__TASK ITEM__:
Copying exactly, give the lines in the material below from the one with "Theory: DFT, PBE, PAW" to the one with "Q: Start: default", ends included, and nothing besides.

__EXTRACTED MATERIAL__:
+ + + + + + +

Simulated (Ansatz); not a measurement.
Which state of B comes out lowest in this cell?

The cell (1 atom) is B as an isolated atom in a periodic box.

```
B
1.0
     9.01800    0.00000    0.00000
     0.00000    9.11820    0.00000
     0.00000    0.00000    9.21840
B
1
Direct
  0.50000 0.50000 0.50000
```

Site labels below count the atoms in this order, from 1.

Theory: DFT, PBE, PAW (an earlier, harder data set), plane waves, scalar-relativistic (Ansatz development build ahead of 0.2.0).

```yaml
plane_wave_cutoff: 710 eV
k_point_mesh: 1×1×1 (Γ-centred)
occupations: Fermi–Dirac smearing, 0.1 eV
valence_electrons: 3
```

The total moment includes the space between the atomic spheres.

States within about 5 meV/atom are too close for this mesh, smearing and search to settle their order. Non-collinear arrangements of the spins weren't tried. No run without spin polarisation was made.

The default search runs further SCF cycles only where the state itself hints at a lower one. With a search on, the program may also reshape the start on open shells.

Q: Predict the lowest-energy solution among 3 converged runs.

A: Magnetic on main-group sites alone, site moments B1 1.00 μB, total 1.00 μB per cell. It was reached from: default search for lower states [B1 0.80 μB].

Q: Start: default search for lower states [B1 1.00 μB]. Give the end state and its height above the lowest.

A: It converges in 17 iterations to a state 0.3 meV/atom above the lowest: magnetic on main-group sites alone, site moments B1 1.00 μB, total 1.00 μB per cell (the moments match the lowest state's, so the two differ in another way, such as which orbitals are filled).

+ + + + + + +

__EXERCISE OUTPUT__:
Theory: DFT, PBE, PAW (an earlier, harder data set), plane waves, scalar-relativistic (Ansatz development build ahead of 0.2.0).

```yaml
plane_wave_cutoff: 710 eV
k_point_mesh: 1×1×1 (Γ-centred)
occupations: Fermi–Dirac smearing, 0.1 eV
valence_electrons: 3
```

The total moment includes the space between the atomic spheres.

States within about 5 meV/atom are too close for this mesh, smearing and search to settle their order. Non-collinear arrangements of the spins weren't tried. No run without spin polarisation was made.

The default search runs further SCF cycles only where the state itself hints at a lower one. With a search on, the program may also reshape the start on open shells.

Q: Predict the lowest-energy solution among 3 converged runs.

A: Magnetic on main-group sites alone, site moments B1 1.00 μB, total 1.00 μB per cell. It was reached from: default search for lower states [B1 0.80 μB].

Q: Start: default search for lower states [B1 1.00 μB]. Give the end state and its height above the lowest.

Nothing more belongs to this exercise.